#### Provided material:
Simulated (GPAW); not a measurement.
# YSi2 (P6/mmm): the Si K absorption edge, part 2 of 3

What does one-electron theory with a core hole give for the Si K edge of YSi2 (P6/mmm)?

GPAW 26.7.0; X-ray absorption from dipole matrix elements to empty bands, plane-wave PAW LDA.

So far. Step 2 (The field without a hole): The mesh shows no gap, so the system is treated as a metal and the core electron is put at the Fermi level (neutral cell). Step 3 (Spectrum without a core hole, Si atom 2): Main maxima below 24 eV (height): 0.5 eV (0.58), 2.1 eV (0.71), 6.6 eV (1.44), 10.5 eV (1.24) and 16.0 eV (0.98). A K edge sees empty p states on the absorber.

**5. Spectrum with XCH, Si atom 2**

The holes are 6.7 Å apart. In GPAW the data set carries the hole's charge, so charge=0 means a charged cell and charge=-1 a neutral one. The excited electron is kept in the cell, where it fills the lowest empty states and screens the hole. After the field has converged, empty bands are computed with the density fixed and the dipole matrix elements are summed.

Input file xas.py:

#### Activity:
Restate every entry above word for word.

#### Written solution:
Simulated (GPAW); not a measurement.
# YSi2 (P6/mmm): the Si K absorption edge, part 2 of 3

What does one-electron theory with a core hole give for the Si K edge of YSi2 (P6/mmm)?

GPAW 26.7.0; X-ray absorption from dipole matrix elements to empty bands, plane-wave PAW LDA.

So far. Step 2 (The field without a hole): The mesh shows no gap, so the system is treated as a metal and the core electron is put at the Fermi level (neutral cell). Step 3 (Spectrum without a core hole, Si atom 2): Main maxima below 24 eV (height): 0.5 eV (0.58), 2.1 eV (0.71), 6.6 eV (1.44), 10.5 eV (1.24) and 16.0 eV (0.98). A K edge sees empty p states on the absorber.

**5. Spectrum with XCH, Si atom 2**

The holes are 6.7 Å apart. In GPAW the data set carries the hole's charge, so charge=0 means a charged cell and charge=-1 a neutral one. The excited electron is kept in the cell, where it fills the lowest empty states and screens the hole. After the field has converged, empty bands are computed with the density fixed and the dipole matrix elements are summed.

Input file xas.py:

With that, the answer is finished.